**PROVIDED DATA:**
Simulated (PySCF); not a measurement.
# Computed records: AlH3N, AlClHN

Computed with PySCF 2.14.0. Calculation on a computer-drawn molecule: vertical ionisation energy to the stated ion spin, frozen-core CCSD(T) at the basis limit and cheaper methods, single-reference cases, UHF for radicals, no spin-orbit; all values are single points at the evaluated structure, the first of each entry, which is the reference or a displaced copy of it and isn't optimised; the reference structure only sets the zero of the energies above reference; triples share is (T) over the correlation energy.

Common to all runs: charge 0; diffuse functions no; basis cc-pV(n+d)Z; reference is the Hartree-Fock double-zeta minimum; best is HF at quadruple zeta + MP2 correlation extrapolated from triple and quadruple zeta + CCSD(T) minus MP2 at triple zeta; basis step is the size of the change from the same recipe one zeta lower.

**BRIEF:** Print the whole listing once more, exactly as it stands.

**TASK RESPONSE:**
Simulated (PySCF); not a measurement.
# Computed records: AlH3N, AlClHN

Computed with PySCF 2.14.0. Calculation on a computer-drawn molecule: vertical ionisation energy to the stated ion spin, frozen-core CCSD(T) at the basis limit and cheaper methods, single-reference cases, UHF for radicals, no spin-orbit; all values are single points at the evaluated structure, the first of each entry, which is the reference or a displaced copy of it and isn't optimised; the reference structure only sets the zero of the energies above reference; triples share is (T) over the correlation energy.

Common to all runs: charge 0; diffuse functions no; basis cc-pV(n+d)Z; reference is the Hartree-Fock double-zeta minimum; best is HF at quadruple zeta + MP2 correlation extrapolated from triple and quadruple zeta + CCSD(T) minus MP2 at triple zeta; basis step is the size of the change from the same recipe one zeta lower.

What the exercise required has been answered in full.